# [WORK ITEM]
Below are records; please set down exactly the lines from the first through the one containing "Electric field gradients, principal".

····················
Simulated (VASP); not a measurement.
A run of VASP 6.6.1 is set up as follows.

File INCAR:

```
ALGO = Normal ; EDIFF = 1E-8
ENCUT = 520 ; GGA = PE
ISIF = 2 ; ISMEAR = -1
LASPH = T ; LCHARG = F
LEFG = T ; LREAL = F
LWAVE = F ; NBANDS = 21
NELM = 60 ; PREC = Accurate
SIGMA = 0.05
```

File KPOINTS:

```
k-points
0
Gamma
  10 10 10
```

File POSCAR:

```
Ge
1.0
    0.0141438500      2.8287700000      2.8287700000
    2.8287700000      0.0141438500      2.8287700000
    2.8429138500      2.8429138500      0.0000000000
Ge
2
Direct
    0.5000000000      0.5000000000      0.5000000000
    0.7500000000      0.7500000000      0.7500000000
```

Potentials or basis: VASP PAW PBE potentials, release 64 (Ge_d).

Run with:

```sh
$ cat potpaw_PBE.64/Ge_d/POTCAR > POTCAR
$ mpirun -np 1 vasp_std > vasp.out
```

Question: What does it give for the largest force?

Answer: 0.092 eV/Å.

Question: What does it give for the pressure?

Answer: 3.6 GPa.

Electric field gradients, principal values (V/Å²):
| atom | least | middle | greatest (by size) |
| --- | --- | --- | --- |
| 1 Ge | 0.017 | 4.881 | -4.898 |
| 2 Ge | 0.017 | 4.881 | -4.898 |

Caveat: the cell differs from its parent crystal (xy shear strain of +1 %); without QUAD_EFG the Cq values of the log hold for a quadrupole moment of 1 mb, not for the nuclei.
····················

# [EXERCISE ANSWER]
Simulated (VASP); not a measurement.
A run of VASP 6.6.1 is set up as follows.

File INCAR:

```
ALGO = Normal ; EDIFF = 1E-8
ENCUT = 520 ; GGA = PE
ISIF = 2 ; ISMEAR = -1
LASPH = T ; LCHARG = F
LEFG = T ; LREAL = F
LWAVE = F ; NBANDS = 21
NELM = 60 ; PREC = Accurate
SIGMA = 0.05
```

File KPOINTS:

```
k-points
0
Gamma
  10 10 10
```

File POSCAR:

```
Ge
1.0
    0.0141438500      2.8287700000      2.8287700000
    2.8287700000      0.0141438500      2.8287700000
    2.8429138500      2.8429138500      0.0000000000
Ge
2
Direct
    0.5000000000      0.5000000000      0.5000000000
    0.7500000000      0.7500000000      0.7500000000
```

Potentials or basis: VASP PAW PBE potentials, release 64 (Ge_d).

Run with:

```sh
$ cat potpaw_PBE.64/Ge_d/POTCAR > POTCAR
$ mpirun -np 1 vasp_std > vasp.out
```

Question: What does it give for the largest force?

Answer: 0.092 eV/Å.

Question: What does it give for the pressure?

Answer: 3.6 GPa.

Electric field gradients, principal values (V/Å²):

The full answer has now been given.